Brief —
Please repeat the lines below exactly. Begin with the line containing "64 (Rb_sv) |" and go on through the line containing "change on relaxing?".

Extracted information —
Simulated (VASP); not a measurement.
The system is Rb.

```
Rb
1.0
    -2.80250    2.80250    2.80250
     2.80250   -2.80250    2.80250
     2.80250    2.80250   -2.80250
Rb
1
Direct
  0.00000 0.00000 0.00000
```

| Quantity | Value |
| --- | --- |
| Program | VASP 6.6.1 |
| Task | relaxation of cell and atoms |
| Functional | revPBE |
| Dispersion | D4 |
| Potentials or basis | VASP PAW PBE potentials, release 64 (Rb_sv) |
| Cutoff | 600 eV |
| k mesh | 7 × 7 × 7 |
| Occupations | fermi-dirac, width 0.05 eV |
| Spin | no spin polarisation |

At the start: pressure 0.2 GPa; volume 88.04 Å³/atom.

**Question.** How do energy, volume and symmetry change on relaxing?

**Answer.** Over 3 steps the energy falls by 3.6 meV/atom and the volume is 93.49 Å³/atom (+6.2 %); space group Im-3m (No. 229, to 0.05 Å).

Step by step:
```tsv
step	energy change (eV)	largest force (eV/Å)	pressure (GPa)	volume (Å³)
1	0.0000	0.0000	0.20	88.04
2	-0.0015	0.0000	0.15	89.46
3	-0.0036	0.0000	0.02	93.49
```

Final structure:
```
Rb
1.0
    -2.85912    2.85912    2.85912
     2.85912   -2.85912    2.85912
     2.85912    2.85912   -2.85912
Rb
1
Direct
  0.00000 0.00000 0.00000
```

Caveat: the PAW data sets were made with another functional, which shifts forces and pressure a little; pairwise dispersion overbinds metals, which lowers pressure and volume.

Answer box —
| Potentials or basis | VASP PAW PBE potentials, release 64 (Rb_sv) |
| Cutoff | 600 eV |
| k mesh | 7 × 7 × 7 |
| Occupations | fermi-dirac, width 0.05 eV |
| Spin | no spin polarisation |

At the start: pressure 0.2 GPa; volume 88.04 Å³/atom.

**Question.** How do energy, volume and symmetry change on relaxing?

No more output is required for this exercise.